:::::
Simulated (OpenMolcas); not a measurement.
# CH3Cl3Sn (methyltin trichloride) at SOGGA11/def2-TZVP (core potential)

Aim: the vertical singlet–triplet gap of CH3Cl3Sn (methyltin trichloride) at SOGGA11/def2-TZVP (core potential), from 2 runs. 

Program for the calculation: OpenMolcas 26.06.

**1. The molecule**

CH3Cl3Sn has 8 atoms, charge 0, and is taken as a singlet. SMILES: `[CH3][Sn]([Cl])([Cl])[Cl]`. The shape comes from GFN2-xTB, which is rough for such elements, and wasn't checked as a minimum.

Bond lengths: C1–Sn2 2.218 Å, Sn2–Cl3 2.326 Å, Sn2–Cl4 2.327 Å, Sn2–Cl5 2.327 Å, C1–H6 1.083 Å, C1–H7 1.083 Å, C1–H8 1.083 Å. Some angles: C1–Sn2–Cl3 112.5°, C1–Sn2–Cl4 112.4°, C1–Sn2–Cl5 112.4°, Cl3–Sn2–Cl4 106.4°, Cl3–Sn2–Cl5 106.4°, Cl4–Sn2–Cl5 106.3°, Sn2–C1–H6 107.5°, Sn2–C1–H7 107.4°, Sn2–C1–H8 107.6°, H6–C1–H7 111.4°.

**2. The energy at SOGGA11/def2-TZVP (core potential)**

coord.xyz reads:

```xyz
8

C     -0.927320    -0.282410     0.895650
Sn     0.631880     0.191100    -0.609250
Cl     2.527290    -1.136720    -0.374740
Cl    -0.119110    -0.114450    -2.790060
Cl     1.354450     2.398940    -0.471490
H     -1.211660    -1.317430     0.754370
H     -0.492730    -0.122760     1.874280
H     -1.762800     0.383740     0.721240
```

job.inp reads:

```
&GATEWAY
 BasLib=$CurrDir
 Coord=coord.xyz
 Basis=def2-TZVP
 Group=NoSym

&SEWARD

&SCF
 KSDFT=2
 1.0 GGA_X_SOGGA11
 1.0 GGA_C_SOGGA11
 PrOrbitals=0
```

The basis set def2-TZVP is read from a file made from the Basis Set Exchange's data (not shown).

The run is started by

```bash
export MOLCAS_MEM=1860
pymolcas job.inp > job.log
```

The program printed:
:::::

* Activity
Could you please copy the lines of the listing above exactly, from its first line through the line bearing "Program for the", and nothing more?

* Answer section
Simulated (OpenMolcas); not a measurement.
# CH3Cl3Sn (methyltin trichloride) at SOGGA11/def2-TZVP (core potential)

Aim: the vertical singlet–triplet gap of CH3Cl3Sn (methyltin trichloride) at SOGGA11/def2-TZVP (core potential), from 2 runs. 

Program for the calculation: OpenMolcas 26.06.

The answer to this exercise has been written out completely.